◆ **Brief**: Each line of the data needs to be transcribed exactly.

··········

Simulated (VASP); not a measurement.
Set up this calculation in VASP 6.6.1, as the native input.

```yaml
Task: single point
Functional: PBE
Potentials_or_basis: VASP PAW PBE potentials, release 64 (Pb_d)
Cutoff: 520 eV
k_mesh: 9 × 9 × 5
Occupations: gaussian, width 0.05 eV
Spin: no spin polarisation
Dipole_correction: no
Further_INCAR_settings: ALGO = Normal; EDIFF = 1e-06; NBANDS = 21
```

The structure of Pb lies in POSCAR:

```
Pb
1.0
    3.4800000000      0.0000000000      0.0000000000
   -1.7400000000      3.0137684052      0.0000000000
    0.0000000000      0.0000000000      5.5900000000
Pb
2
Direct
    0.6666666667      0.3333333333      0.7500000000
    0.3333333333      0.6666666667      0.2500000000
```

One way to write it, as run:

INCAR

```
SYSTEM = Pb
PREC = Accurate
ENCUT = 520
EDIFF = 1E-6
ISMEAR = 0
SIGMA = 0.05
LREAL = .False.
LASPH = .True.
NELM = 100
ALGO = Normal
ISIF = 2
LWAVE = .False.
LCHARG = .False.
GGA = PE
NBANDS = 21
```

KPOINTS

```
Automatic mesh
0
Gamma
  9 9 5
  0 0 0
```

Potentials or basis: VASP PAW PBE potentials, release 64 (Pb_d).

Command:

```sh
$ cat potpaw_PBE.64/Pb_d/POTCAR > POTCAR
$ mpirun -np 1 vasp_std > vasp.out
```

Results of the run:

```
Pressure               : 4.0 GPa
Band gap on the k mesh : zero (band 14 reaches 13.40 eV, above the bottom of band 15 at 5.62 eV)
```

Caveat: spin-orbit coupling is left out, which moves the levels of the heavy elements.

··········

◆ **Solution**:
Simulated (VASP); not a measurement.
Set up this calculation in VASP 6.6.1, as the native input.

```yaml
Task: single point
Functional: PBE
Potentials_or_basis: VASP PAW PBE potentials, release 64 (Pb_d)
Cutoff: 520 eV
k_mesh: 9 × 9 × 5
Occupations: gaussian, width 0.05 eV
Spin: no spin polarisation
Dipole_correction: no
Further_INCAR_settings: ALGO = Normal; EDIFF = 1e-06; NBANDS = 21
```

The structure of Pb lies in POSCAR:

```
Pb
1.0
    3.4800000000      0.0000000000      0.0000000000
   -1.7400000000      3.0137684052      0.0000000000
    0.0000000000      0.0000000000      5.5900000000
Pb
2
Direct
    0.6666666667      0.3333333333      0.7500000000
    0.3333333333      0.6666666667      0.2500000000
```

One way to write it, as run:

INCAR

```
SYSTEM = Pb
PREC = Accurate
ENCUT = 520
EDIFF = 1E-6
ISMEAR = 0
SIGMA = 0.05
LREAL = .False.
LASPH = .True.
NELM = 100
ALGO = Normal
ISIF = 2
LWAVE = .False.
LCHARG = .False.
GGA = PE
NBANDS = 21
```

KPOINTS

```
Automatic mesh
0
Gamma
  9 9 5
  0 0 0
```

Potentials or basis: VASP PAW PBE potentials, release 64 (Pb_d).

Command:

```sh
$ cat potpaw_PBE.64/Pb_d/POTCAR > POTCAR
$ mpirun -np 1 vasp_std > vasp.out
```

Results of the run:

```
Pressure               : 4.0 GPa
Band gap on the k mesh : zero (band 14 reaches 13.40 eV, above the bottom of band 15 at 5.62 eV)
```

Caveat: spin-orbit coupling is left out, which moves the levels of the heavy elements.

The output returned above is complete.